#### ACTION ITEM:
Repeat only the stretch of lines below that runs from the line with "Method used: delta-SCF" through the line with "Solution. 290.04 eV", unaltered.

★ ★ ★ ★

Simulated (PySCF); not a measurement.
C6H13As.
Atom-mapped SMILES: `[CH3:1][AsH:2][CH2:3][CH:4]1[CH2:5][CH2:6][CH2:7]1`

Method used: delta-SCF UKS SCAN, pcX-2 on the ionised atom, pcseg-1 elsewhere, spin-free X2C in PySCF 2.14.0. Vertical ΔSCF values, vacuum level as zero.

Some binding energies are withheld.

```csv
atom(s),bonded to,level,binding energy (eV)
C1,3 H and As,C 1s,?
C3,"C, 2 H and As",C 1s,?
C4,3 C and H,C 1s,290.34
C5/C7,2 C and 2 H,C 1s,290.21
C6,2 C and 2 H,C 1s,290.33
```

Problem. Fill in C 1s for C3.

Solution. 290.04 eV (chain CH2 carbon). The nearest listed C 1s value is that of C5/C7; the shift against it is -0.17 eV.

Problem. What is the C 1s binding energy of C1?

★ ★ ★ ★

#### SOLUTION:
Method used: delta-SCF UKS SCAN, pcX-2 on the ionised atom, pcseg-1 elsewhere, spin-free X2C in PySCF 2.14.0. Vertical ΔSCF values, vacuum level as zero.

Some binding energies are withheld.

```csv
atom(s),bonded to,level,binding energy (eV)
C1,3 H and As,C 1s,?
C3,"C, 2 H and As",C 1s,?
C4,3 C and H,C 1s,290.34
C5/C7,2 C and 2 H,C 1s,290.21
C6,2 C and 2 H,C 1s,290.33
```

Problem. Fill in C 1s for C3.

Solution. 290.04 eV (chain CH2 carbon). The nearest listed C 1s value is that of C5/C7; the shift against it is -0.17 eV.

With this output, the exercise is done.